Supplied data.
--

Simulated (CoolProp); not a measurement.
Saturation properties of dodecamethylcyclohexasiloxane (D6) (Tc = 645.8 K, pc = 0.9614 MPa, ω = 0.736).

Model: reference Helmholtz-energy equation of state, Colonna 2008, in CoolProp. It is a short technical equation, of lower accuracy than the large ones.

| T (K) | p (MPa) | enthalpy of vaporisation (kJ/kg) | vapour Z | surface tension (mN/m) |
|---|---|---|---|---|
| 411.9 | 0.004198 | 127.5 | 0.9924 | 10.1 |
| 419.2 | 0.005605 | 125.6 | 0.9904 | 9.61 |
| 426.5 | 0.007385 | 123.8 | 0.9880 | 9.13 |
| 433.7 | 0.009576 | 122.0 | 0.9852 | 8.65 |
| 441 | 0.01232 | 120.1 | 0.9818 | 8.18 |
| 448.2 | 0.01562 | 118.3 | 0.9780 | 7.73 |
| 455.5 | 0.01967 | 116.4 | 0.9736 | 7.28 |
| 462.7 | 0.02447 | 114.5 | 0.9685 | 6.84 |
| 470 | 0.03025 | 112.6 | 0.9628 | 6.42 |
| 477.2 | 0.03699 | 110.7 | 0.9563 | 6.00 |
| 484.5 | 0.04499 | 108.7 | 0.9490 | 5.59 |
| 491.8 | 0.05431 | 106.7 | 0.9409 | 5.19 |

--

The answer should reproduce each entry above in full.

Simulated (CoolProp); not a measurement.
Saturation properties of dodecamethylcyclohexasiloxane (D6) (Tc = 645.8 K, pc = 0.9614 MPa, ω = 0.736).

Model: reference Helmholtz-energy equation of state, Colonna 2008, in CoolProp. It is a short technical equation, of lower accuracy than the large ones.

| T (K) | p (MPa) | enthalpy of vaporisation (kJ/kg) | vapour Z | surface tension (mN/m) |
|---|---|---|---|---|
| 411.9 | 0.004198 | 127.5 | 0.9924 | 10.1 |
| 419.2 | 0.005605 | 125.6 | 0.9904 | 9.61 |
| 426.5 | 0.007385 | 123.8 | 0.9880 | 9.13 |
| 433.7 | 0.009576 | 122.0 | 0.9852 | 8.65 |
| 441 | 0.01232 | 120.1 | 0.9818 | 8.18 |
| 448.2 | 0.01562 | 118.3 | 0.9780 | 7.73 |
| 455.5 | 0.01967 | 116.4 | 0.9736 | 7.28 |
| 462.7 | 0.02447 | 114.5 | 0.9685 | 6.84 |
| 470 | 0.03025 | 112.6 | 0.9628 | 6.42 |
| 477.2 | 0.03699 | 110.7 | 0.9563 | 6.00 |
| 484.5 | 0.04499 | 108.7 | 0.9490 | 5.59 |
| 491.8 | 0.05431 | 106.7 | 0.9409 | 5.19 |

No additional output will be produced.